Work item →
Please give the data again in full, exactly as it reads.

- - - -

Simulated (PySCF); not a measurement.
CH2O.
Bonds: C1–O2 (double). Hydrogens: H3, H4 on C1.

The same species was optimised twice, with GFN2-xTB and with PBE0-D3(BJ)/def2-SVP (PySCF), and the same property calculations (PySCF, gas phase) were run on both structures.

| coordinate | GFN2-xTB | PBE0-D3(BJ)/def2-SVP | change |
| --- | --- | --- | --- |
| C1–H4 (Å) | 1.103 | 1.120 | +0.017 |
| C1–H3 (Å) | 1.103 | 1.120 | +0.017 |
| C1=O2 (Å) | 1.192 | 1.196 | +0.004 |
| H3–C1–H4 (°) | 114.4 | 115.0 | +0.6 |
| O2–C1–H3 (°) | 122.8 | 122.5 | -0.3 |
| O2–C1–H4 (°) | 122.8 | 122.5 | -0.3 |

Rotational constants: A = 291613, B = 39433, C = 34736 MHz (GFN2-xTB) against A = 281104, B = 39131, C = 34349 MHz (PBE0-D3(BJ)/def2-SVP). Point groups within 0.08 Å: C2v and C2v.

- - - -

Written answer →
Simulated (PySCF); not a measurement.
CH2O.
Bonds: C1–O2 (double). Hydrogens: H3, H4 on C1.

The same species was optimised twice, with GFN2-xTB and with PBE0-D3(BJ)/def2-SVP (PySCF), and the same property calculations (PySCF, gas phase) were run on both structures.

| coordinate | GFN2-xTB | PBE0-D3(BJ)/def2-SVP | change |
| --- | --- | --- | --- |
| C1–H4 (Å) | 1.103 | 1.120 | +0.017 |
| C1–H3 (Å) | 1.103 | 1.120 | +0.017 |
| C1=O2 (Å) | 1.192 | 1.196 | +0.004 |
| H3–C1–H4 (°) | 114.4 | 115.0 | +0.6 |
| O2–C1–H3 (°) | 122.8 | 122.5 | -0.3 |
| O2–C1–H4 (°) | 122.8 | 122.5 | -0.3 |

Rotational constants: A = 291613, B = 39433, C = 34736 MHz (GFN2-xTB) against A = 281104, B = 39131, C = 34349 MHz (PBE0-D3(BJ)/def2-SVP). Point groups within 0.08 Å: C2v and C2v.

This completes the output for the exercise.